ACTION ITEM –
The records below must be duplicated exactly, character for character.

DATA LISTING –
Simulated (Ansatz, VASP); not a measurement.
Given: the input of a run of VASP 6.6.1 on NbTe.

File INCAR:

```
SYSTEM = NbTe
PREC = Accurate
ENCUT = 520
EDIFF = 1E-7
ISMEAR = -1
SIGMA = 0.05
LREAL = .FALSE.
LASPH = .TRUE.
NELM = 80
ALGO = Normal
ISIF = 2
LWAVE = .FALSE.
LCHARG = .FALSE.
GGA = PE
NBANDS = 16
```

EXERCISE ANSWER –
Simulated (Ansatz, VASP); not a measurement.
Given: the input of a run of VASP 6.6.1 on NbTe.

File INCAR:

```
SYSTEM = NbTe
PREC = Accurate
ENCUT = 520
EDIFF = 1E-7
ISMEAR = -1
SIGMA = 0.05
LREAL = .FALSE.
LASPH = .TRUE.
NELM = 80
ALGO = Normal
ISIF = 2
LWAVE = .FALSE.
LCHARG = .FALSE.
GGA = PE
NBANDS = 16
```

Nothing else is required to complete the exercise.